━━ Source information ━━
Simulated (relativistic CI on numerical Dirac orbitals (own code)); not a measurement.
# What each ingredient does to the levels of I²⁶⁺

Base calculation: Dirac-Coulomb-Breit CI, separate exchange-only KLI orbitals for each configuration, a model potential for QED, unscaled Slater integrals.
━━━

Work instruction → From the first line to the last, repeat the records exactly.

Answer area →
Simulated (relativistic CI on numerical Dirac orbitals (own code)); not a measurement.
# What each ingredient does to the levels of I²⁶⁺

Base calculation: Dirac-Coulomb-Breit CI, separate exchange-only KLI orbitals for each configuration, a model potential for QED, unscaled Slater integrals.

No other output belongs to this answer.